REQUIRED ACTION
Look below for the line containing "All values below"; from there, print each line exactly up to and including the line containing "gives 256 cm⁻¹", and stop.

SUPPLIED ENTRIES: Begin
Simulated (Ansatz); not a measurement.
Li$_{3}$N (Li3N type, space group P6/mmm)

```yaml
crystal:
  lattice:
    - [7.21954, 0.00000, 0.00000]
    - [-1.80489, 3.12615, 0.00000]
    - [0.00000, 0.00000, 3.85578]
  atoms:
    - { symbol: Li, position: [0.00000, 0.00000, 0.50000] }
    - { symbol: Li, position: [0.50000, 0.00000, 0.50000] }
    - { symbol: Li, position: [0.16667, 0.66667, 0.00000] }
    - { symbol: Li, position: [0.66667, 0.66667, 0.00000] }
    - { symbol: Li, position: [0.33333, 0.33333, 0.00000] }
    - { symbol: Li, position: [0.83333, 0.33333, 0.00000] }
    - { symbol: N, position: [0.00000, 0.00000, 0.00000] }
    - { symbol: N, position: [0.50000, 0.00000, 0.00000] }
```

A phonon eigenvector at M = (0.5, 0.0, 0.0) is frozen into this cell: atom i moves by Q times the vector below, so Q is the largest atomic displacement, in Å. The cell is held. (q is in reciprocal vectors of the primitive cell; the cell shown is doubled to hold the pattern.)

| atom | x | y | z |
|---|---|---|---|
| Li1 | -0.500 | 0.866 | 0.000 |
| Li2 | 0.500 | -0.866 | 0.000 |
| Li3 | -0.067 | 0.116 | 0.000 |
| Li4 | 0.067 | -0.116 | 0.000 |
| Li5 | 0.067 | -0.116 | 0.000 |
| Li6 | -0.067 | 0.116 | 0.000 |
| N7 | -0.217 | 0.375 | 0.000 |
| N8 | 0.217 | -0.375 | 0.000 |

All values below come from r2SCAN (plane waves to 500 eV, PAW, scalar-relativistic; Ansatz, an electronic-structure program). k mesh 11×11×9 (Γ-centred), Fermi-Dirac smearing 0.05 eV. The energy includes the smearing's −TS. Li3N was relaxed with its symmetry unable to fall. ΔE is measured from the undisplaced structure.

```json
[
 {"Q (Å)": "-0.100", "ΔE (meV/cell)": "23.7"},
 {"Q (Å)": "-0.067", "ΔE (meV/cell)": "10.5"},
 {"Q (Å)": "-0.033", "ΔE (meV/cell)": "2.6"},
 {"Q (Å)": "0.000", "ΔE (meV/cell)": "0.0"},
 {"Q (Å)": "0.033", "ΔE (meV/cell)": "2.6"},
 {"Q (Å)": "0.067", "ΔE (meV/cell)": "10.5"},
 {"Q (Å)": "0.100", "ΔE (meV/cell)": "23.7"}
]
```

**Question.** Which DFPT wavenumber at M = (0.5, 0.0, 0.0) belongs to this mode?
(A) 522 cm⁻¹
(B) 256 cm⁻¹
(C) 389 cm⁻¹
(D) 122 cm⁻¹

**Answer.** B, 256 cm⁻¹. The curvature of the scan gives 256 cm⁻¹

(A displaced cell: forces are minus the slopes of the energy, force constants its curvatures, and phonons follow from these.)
SUPPLIED ENTRIES: End

TASK SOLUTION
All values below come from r2SCAN (plane waves to 500 eV, PAW, scalar-relativistic; Ansatz, an electronic-structure program). k mesh 11×11×9 (Γ-centred), Fermi-Dirac smearing 0.05 eV. The energy includes the smearing's −TS. Li3N was relaxed with its symmetry unable to fall. ΔE is measured from the undisplaced structure.

```json
[
 {"Q (Å)": "-0.100", "ΔE (meV/cell)": "23.7"},
 {"Q (Å)": "-0.067", "ΔE (meV/cell)": "10.5"},
 {"Q (Å)": "-0.033", "ΔE (meV/cell)": "2.6"},
 {"Q (Å)": "0.000", "ΔE (meV/cell)": "0.0"},
 {"Q (Å)": "0.033", "ΔE (meV/cell)": "2.6"},
 {"Q (Å)": "0.067", "ΔE (meV/cell)": "10.5"},
 {"Q (Å)": "0.100", "ΔE (meV/cell)": "23.7"}
]
```

**Question.** Which DFPT wavenumber at M = (0.5, 0.0, 0.0) belongs to this mode?
(A) 522 cm⁻¹
(B) 256 cm⁻¹
(C) 389 cm⁻¹
(D) 122 cm⁻¹

**Answer.** B, 256 cm⁻¹. The curvature of the scan gives 256 cm⁻¹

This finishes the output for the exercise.